§ **Assigned task**: Retyping all the entries exactly is the whole task.

Data under study START

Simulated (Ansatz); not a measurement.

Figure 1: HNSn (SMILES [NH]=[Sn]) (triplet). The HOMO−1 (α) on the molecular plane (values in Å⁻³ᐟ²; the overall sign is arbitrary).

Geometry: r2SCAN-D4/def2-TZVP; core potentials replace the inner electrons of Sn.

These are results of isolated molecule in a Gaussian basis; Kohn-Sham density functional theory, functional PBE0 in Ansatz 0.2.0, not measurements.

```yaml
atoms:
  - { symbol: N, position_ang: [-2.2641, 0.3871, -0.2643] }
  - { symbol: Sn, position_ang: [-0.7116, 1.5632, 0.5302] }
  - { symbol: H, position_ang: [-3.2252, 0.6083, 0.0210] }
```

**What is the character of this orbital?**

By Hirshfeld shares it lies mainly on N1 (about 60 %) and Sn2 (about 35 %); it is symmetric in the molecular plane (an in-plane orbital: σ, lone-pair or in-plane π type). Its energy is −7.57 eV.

Data under study END

§ **Task response**:
Simulated (Ansatz); not a measurement.

Figure 1: HNSn (SMILES [NH]=[Sn]) (triplet). The HOMO−1 (α) on the molecular plane (values in Å⁻³ᐟ²; the overall sign is arbitrary).

Geometry: r2SCAN-D4/def2-TZVP; core potentials replace the inner electrons of Sn.

These are results of isolated molecule in a Gaussian basis; Kohn-Sham density functional theory, functional PBE0 in Ansatz 0.2.0, not measurements.

```yaml
atoms:
  - { symbol: N, position_ang: [-2.2641, 0.3871, -0.2643] }
  - { symbol: Sn, position_ang: [-0.7116, 1.5632, 0.5302] }
  - { symbol: H, position_ang: [-3.2252, 0.6083, 0.0210] }
```

**What is the character of this orbital?**

By Hirshfeld shares it lies mainly on N1 (about 60 %) and Sn2 (about 35 %); it is symmetric in the molecular plane (an in-plane orbital: σ, lone-pair or in-plane π type). Its energy is −7.57 eV.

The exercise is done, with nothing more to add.